== DATASET CONTENT ==
■ ■ ■

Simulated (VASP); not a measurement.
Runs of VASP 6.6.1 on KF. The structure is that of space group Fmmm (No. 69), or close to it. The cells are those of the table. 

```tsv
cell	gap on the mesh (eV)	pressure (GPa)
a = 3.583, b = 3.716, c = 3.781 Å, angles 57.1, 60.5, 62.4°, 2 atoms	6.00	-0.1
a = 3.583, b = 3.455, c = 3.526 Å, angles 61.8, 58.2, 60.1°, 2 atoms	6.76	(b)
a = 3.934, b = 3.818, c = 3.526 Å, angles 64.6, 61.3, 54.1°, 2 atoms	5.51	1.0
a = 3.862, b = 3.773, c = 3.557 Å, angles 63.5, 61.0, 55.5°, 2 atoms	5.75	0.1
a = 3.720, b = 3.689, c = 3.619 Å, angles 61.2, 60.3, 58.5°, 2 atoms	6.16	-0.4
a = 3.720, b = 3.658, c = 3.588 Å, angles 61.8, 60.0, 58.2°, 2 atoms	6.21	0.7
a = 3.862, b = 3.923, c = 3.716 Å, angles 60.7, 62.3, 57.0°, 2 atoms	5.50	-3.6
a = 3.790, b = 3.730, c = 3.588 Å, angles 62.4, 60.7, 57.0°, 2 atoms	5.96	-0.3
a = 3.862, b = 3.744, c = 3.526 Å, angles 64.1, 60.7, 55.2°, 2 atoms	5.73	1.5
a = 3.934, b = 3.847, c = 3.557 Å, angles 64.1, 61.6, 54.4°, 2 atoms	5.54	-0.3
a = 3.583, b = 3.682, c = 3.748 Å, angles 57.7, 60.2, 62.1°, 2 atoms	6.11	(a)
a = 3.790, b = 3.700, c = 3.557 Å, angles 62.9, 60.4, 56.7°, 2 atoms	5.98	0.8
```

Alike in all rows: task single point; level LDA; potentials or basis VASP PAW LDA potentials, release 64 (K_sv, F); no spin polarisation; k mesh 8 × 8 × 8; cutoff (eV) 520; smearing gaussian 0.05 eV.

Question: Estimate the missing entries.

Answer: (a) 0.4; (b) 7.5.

■ ■ ■

== WORK REQUEST ==
From the listing above, return the lines starting at the one with "Alike in all" and ending at the one with "Question: Estimate the missing entries.", both kept, exactly as they appear and nothing more.

== EXERCISE ANSWER ==
Alike in all rows: task single point; level LDA; potentials or basis VASP PAW LDA potentials, release 64 (K_sv, F); no spin polarisation; k mesh 8 × 8 × 8; cutoff (eV) 520; smearing gaussian 0.05 eV.

Question: Estimate the missing entries.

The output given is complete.